### [Given data]
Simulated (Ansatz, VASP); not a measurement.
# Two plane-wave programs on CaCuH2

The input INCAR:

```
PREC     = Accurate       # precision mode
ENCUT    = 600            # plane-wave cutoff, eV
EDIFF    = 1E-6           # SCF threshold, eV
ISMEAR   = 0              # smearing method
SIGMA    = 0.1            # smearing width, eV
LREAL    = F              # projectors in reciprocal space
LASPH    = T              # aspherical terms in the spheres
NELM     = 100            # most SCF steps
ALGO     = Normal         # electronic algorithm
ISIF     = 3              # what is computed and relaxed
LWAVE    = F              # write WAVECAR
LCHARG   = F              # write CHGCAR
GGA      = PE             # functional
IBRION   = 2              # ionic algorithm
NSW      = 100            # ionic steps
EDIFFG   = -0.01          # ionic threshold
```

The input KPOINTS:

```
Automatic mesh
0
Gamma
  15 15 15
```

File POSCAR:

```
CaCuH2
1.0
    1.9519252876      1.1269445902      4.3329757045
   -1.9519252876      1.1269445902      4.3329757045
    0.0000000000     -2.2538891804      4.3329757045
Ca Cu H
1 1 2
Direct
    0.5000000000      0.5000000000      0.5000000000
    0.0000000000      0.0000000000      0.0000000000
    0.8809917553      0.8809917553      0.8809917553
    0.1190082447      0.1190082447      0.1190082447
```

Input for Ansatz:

### [Action item]
In full and word for word, restate the data.

### [Task answer]
Simulated (Ansatz, VASP); not a measurement.
# Two plane-wave programs on CaCuH2

The input INCAR:

```
PREC     = Accurate       # precision mode
ENCUT    = 600            # plane-wave cutoff, eV
EDIFF    = 1E-6           # SCF threshold, eV
ISMEAR   = 0              # smearing method
SIGMA    = 0.1            # smearing width, eV
LREAL    = F              # projectors in reciprocal space
LASPH    = T              # aspherical terms in the spheres
NELM     = 100            # most SCF steps
ALGO     = Normal         # electronic algorithm
ISIF     = 3              # what is computed and relaxed
LWAVE    = F              # write WAVECAR
LCHARG   = F              # write CHGCAR
GGA      = PE             # functional
IBRION   = 2              # ionic algorithm
NSW      = 100            # ionic steps
EDIFFG   = -0.01          # ionic threshold
```

The input KPOINTS:

```
Automatic mesh
0
Gamma
  15 15 15
```

File POSCAR:

```
CaCuH2
1.0
    1.9519252876      1.1269445902      4.3329757045
   -1.9519252876      1.1269445902      4.3329757045
    0.0000000000     -2.2538891804      4.3329757045
Ca Cu H
1 1 2
Direct
    0.5000000000      0.5000000000      0.5000000000
    0.0000000000      0.0000000000      0.0000000000
    0.8809917553      0.8809917553      0.8809917553
    0.1190082447      0.1190082447      0.1190082447
```

Input for Ansatz:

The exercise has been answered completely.